__________________________________________________

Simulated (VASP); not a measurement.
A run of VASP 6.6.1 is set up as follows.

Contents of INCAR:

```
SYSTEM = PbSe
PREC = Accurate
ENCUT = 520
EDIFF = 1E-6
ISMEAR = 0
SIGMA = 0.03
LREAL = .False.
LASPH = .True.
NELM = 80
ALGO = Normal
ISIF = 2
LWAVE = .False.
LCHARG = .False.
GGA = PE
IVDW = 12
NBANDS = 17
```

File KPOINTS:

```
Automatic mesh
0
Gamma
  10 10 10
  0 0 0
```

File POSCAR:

__________________________________________________

Action item:
Reproduce every record above exactly as it appears.

Exercise response:
Simulated (VASP); not a measurement.
A run of VASP 6.6.1 is set up as follows.

Contents of INCAR:

```
SYSTEM = PbSe
PREC = Accurate
ENCUT = 520
EDIFF = 1E-6
ISMEAR = 0
SIGMA = 0.03
LREAL = .False.
LASPH = .True.
NELM = 80
ALGO = Normal
ISIF = 2
LWAVE = .False.
LCHARG = .False.
GGA = PE
IVDW = 12
NBANDS = 17
```

File KPOINTS:

```
Automatic mesh
0
Gamma
  10 10 10
  0 0 0
```

File POSCAR:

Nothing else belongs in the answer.